→ Work instruction:
Each line from the start of the records through the line containing "one octahedral field**" is to be transcribed exactly, and no other line is to be included.

→ Material provided:
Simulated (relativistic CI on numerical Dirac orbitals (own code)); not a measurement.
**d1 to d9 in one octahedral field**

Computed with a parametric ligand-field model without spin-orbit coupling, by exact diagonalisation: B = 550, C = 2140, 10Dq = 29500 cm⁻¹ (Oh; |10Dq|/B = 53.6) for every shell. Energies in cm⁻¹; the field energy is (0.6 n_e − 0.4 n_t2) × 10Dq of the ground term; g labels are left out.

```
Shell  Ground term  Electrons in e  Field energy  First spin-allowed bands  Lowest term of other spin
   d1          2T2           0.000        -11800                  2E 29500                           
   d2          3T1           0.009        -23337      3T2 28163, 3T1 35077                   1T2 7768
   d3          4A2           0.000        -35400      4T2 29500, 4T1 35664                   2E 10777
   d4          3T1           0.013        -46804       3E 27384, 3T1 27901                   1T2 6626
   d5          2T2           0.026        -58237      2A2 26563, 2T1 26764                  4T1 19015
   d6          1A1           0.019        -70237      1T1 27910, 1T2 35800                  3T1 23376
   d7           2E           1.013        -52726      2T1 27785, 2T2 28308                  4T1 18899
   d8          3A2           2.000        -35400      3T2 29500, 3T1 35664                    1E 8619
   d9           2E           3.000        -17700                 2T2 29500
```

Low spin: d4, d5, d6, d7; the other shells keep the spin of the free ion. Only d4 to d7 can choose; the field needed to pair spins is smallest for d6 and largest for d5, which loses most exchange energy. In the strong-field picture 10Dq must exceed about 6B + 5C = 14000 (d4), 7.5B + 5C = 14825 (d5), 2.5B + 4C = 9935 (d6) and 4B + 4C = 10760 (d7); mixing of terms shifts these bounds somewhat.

→ Written solution:
Simulated (relativistic CI on numerical Dirac orbitals (own code)); not a measurement.
**d1 to d9 in one octahedral field**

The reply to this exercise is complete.